▶ Action item: Set down the lines of the data exactly, starting at the first and stopping after the line containing "### Question".

■ ■ ■ ■

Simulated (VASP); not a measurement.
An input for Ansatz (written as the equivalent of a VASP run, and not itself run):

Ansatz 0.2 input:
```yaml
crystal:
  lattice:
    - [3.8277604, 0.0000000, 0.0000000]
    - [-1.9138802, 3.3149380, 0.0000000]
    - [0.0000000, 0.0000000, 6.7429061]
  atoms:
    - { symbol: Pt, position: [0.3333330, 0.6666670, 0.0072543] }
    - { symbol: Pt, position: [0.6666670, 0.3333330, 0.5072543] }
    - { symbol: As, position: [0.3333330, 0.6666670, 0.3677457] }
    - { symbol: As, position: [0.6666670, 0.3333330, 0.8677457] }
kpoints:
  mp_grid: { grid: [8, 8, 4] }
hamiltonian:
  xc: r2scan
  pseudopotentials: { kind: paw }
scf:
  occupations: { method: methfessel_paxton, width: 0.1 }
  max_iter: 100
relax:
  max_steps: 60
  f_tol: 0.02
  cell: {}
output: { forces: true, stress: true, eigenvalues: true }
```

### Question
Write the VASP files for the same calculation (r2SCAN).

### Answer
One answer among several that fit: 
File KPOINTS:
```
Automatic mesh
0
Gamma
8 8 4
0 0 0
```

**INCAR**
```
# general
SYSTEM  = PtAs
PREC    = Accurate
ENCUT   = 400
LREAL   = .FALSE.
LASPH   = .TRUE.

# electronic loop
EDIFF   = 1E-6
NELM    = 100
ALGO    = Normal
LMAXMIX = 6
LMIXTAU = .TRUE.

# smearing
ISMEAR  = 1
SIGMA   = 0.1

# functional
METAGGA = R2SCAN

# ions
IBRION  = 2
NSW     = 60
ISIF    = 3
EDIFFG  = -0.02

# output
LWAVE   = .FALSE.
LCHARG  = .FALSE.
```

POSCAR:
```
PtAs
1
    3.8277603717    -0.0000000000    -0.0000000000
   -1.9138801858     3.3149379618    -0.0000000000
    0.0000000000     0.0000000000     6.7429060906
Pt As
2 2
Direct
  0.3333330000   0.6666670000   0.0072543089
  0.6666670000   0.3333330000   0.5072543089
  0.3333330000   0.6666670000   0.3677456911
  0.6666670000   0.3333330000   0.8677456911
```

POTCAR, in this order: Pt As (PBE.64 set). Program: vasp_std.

■ ■ ■ ■

▶ Your solution:
Simulated (VASP); not a measurement.
An input for Ansatz (written as the equivalent of a VASP run, and not itself run):

Ansatz 0.2 input:
```yaml
crystal:
  lattice:
    - [3.8277604, 0.0000000, 0.0000000]
    - [-1.9138802, 3.3149380, 0.0000000]
    - [0.0000000, 0.0000000, 6.7429061]
  atoms:
    - { symbol: Pt, position: [0.3333330, 0.6666670, 0.0072543] }
    - { symbol: Pt, position: [0.6666670, 0.3333330, 0.5072543] }
    - { symbol: As, position: [0.3333330, 0.6666670, 0.3677457] }
    - { symbol: As, position: [0.6666670, 0.3333330, 0.8677457] }
kpoints:
  mp_grid: { grid: [8, 8, 4] }
hamiltonian:
  xc: r2scan
  pseudopotentials: { kind: paw }
scf:
  occupations: { method: methfessel_paxton, width: 0.1 }
  max_iter: 100
relax:
  max_steps: 60
  f_tol: 0.02
  cell: {}
output: { forces: true, stress: true, eigenvalues: true }
```

### Question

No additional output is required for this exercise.